> [Assignment]
Return only the lines running from the first line of the listing through the one with "How does generalised", unchanged.

#### Data extracts

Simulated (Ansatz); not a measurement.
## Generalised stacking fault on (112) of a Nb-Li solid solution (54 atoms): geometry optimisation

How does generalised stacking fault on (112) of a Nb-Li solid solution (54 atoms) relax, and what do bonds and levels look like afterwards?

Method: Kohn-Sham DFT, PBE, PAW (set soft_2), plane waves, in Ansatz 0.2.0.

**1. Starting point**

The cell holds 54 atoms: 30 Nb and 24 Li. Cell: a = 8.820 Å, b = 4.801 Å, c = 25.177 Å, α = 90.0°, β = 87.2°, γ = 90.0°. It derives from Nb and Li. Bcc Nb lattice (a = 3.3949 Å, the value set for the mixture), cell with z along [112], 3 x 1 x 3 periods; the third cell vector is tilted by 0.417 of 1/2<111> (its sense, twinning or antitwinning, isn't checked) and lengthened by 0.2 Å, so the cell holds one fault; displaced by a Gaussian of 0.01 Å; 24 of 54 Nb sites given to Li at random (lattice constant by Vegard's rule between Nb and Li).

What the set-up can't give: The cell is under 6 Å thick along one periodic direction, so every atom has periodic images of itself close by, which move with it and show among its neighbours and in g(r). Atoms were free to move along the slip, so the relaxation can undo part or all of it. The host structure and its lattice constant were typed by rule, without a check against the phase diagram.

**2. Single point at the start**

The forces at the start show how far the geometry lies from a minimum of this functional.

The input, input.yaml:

########

> [Exercise result]
Simulated (Ansatz); not a measurement.
## Generalised stacking fault on (112) of a Nb-Li solid solution (54 atoms): geometry optimisation

How does generalised stacking fault on (112) of a Nb-Li solid solution (54 atoms) relax, and what do bonds and levels look like afterwards?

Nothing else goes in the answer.